■ Work task: Retype the records below so that each one matches exactly.

◇ ◇ ◇ ◇
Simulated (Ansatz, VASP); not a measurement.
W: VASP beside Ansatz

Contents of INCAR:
◇ ◇ ◇ ◇

■ Response:
Simulated (Ansatz, VASP); not a measurement.
W: VASP beside Ansatz

Contents of INCAR:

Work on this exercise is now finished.